■ **Listed entries**
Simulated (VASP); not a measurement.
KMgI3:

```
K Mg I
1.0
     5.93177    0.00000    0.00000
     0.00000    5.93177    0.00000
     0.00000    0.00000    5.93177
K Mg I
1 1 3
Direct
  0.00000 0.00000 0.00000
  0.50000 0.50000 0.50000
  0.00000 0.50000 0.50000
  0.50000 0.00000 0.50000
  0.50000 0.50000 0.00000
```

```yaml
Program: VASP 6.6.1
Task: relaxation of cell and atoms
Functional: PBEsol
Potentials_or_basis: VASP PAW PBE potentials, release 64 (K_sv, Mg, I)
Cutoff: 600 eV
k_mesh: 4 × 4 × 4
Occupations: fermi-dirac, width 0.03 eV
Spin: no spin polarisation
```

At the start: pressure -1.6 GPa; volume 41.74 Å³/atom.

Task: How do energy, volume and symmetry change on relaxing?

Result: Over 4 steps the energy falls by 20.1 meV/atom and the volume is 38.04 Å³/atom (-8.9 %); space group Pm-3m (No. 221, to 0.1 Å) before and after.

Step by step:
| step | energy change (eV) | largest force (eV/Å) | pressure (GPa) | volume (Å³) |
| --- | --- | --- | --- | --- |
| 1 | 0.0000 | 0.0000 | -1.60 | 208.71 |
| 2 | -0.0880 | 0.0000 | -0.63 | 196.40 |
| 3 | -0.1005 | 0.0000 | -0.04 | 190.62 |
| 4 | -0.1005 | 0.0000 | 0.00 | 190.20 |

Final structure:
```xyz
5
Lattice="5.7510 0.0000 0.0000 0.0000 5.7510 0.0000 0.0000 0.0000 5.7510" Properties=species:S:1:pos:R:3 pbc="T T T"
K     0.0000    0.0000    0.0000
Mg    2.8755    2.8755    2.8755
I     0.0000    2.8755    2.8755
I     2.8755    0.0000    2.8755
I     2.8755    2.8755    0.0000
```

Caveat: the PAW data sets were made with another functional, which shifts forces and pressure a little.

■ **Exercise**
From the first line of the data above to the line containing "At the start: pressure", repeat everything exactly and add nothing.

■ **Response**
Simulated (VASP); not a measurement.
KMgI3:

```
K Mg I
1.0
     5.93177    0.00000    0.00000
     0.00000    5.93177    0.00000
     0.00000    0.00000    5.93177
K Mg I
1 1 3
Direct
  0.00000 0.00000 0.00000
  0.50000 0.50000 0.50000
  0.00000 0.50000 0.50000
  0.50000 0.00000 0.50000
  0.50000 0.50000 0.00000
```

```yaml
Program: VASP 6.6.1
Task: relaxation of cell and atoms
Functional: PBEsol
Potentials_or_basis: VASP PAW PBE potentials, release 64 (K_sv, Mg, I)
Cutoff: 600 eV
k_mesh: 4 × 4 × 4
Occupations: fermi-dirac, width 0.03 eV
Spin: no spin polarisation
```

At the start: pressure -1.6 GPa; volume 41.74 Å³/atom.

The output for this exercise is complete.